• **ACTION ITEM**:
Within the material below, locate the line with "Crystal: BaAlSi." and the line with "- Functional: PBEsol", then return those two lines and all lines between them, exactly as written.

========

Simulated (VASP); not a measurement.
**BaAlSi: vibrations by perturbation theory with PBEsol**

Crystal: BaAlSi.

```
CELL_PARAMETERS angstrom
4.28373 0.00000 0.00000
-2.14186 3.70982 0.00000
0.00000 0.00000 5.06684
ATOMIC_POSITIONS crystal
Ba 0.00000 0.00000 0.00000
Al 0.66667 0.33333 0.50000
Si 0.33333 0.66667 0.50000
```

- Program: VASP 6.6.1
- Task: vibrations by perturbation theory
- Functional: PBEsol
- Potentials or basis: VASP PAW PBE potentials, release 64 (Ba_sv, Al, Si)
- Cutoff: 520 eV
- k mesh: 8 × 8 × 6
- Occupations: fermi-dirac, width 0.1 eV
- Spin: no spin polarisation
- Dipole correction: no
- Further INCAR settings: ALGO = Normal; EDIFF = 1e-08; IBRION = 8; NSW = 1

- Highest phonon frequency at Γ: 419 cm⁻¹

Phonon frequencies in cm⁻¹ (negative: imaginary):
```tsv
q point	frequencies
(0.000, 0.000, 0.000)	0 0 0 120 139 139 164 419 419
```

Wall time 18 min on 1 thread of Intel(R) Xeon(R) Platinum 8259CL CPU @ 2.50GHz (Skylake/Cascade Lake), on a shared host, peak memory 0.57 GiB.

========

• **SOLUTION**:
Crystal: BaAlSi.

```
CELL_PARAMETERS angstrom
4.28373 0.00000 0.00000
-2.14186 3.70982 0.00000
0.00000 0.00000 5.06684
ATOMIC_POSITIONS crystal
Ba 0.00000 0.00000 0.00000
Al 0.66667 0.33333 0.50000
Si 0.33333 0.66667 0.50000
```

- Program: VASP 6.6.1
- Task: vibrations by perturbation theory
- Functional: PBEsol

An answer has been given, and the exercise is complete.